REQUIRED ACTION | For this exercise, restate word for word only the lines from the first line of the data to the line containing "Structure X is a".

- - -

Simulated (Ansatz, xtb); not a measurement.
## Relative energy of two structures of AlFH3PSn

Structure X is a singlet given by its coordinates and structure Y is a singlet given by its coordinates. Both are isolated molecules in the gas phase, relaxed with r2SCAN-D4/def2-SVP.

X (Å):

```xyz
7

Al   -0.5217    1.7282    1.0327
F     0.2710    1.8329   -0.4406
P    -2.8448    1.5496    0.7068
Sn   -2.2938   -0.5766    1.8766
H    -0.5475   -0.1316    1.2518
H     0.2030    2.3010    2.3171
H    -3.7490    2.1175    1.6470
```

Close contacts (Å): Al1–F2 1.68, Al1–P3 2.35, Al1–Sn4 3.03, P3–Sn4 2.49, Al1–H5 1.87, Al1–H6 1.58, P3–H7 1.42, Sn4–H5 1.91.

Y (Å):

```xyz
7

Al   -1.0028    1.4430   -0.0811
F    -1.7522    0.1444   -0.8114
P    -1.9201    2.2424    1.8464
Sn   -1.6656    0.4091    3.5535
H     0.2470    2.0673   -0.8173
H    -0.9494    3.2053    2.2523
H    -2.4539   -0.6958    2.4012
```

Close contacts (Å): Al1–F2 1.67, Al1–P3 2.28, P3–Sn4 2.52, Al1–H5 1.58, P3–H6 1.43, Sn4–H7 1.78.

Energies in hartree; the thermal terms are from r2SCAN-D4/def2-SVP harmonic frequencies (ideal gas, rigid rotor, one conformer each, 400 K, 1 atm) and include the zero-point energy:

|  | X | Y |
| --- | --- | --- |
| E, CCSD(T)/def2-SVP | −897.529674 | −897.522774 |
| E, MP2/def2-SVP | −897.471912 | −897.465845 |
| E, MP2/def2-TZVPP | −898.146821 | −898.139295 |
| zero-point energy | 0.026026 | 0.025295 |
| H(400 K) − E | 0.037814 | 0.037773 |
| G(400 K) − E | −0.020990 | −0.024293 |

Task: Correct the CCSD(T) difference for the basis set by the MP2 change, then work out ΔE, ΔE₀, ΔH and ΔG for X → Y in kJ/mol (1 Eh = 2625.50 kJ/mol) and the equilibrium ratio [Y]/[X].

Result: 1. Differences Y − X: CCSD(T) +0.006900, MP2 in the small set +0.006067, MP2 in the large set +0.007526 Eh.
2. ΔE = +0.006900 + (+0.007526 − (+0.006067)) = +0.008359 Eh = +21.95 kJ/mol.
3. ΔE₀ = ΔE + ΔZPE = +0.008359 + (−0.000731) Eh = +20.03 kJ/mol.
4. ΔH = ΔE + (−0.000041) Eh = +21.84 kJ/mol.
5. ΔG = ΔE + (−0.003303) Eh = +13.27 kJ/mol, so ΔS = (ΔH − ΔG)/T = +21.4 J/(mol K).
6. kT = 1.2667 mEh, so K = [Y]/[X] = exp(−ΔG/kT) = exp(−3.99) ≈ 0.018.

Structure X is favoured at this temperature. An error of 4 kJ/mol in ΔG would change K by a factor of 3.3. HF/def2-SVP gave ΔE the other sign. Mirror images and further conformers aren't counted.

- - -

ANSWER AREA |
Simulated (Ansatz, xtb); not a measurement.
## Relative energy of two structures of AlFH3PSn

Structure X is a singlet given by its coordinates and structure Y is a singlet given by its coordinates. Both are isolated molecules in the gas phase, relaxed with r2SCAN-D4/def2-SVP.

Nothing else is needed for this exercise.